> **WORK REQUEST**
Output nothing but the lines from the first line of the entries to the line with "Against cc-pVDZ: cc-pVTZ", inclusive, exactly as they read.

++++++++++
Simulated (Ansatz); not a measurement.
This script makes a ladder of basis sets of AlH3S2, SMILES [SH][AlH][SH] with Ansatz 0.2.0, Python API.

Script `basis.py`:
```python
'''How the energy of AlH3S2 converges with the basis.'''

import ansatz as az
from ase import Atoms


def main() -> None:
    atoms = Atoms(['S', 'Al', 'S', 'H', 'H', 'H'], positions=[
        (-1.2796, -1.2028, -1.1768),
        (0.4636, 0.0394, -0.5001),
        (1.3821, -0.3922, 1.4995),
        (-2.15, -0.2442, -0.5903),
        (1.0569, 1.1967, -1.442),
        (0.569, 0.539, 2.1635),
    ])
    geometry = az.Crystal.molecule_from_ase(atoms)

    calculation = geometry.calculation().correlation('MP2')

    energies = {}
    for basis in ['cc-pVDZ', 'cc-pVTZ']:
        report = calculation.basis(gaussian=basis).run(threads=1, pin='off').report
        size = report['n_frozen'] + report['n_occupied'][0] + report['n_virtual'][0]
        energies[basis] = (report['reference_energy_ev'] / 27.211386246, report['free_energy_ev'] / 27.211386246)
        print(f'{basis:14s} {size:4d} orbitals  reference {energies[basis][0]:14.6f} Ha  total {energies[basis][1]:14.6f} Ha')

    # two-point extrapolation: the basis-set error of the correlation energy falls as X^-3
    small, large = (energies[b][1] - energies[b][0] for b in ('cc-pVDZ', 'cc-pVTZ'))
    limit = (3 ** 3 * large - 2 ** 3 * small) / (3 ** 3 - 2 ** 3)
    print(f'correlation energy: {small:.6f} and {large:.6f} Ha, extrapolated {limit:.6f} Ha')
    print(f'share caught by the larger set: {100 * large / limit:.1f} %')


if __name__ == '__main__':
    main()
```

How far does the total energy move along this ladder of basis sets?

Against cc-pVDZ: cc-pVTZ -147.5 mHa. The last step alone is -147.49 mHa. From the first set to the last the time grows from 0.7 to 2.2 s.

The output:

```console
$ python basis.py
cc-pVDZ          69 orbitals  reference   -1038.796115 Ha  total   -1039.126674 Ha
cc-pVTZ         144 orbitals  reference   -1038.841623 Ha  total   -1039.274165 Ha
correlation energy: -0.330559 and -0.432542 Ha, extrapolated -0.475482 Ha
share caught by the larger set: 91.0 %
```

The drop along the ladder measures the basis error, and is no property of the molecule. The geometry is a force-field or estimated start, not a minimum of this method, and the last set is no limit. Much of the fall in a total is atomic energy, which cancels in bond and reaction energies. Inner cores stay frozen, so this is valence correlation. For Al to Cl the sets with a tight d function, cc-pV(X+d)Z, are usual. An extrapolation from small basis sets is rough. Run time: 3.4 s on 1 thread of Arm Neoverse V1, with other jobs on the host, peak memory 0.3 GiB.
++++++++++

> **WRITTEN RESPONSE**
Simulated (Ansatz); not a measurement.
This script makes a ladder of basis sets of AlH3S2, SMILES [SH][AlH][SH] with Ansatz 0.2.0, Python API.

Script `basis.py`:
```python
'''How the energy of AlH3S2 converges with the basis.'''

import ansatz as az
from ase import Atoms


def main() -> None:
    atoms = Atoms(['S', 'Al', 'S', 'H', 'H', 'H'], positions=[
        (-1.2796, -1.2028, -1.1768),
        (0.4636, 0.0394, -0.5001),
        (1.3821, -0.3922, 1.4995),
        (-2.15, -0.2442, -0.5903),
        (1.0569, 1.1967, -1.442),
        (0.569, 0.539, 2.1635),
    ])
    geometry = az.Crystal.molecule_from_ase(atoms)

    calculation = geometry.calculation().correlation('MP2')

    energies = {}
    for basis in ['cc-pVDZ', 'cc-pVTZ']:
        report = calculation.basis(gaussian=basis).run(threads=1, pin='off').report
        size = report['n_frozen'] + report['n_occupied'][0] + report['n_virtual'][0]
        energies[basis] = (report['reference_energy_ev'] / 27.211386246, report['free_energy_ev'] / 27.211386246)
        print(f'{basis:14s} {size:4d} orbitals  reference {energies[basis][0]:14.6f} Ha  total {energies[basis][1]:14.6f} Ha')

    # two-point extrapolation: the basis-set error of the correlation energy falls as X^-3
    small, large = (energies[b][1] - energies[b][0] for b in ('cc-pVDZ', 'cc-pVTZ'))
    limit = (3 ** 3 * large - 2 ** 3 * small) / (3 ** 3 - 2 ** 3)
    print(f'correlation energy: {small:.6f} and {large:.6f} Ha, extrapolated {limit:.6f} Ha')
    print(f'share caught by the larger set: {100 * large / limit:.1f} %')


if __name__ == '__main__':
    main()
```

How far does the total energy move along this ladder of basis sets?

Against cc-pVDZ: cc-pVTZ -147.5 mHa. The last step alone is -147.49 mHa. From the first set to the last the time grows from 0.7 to 2.2 s.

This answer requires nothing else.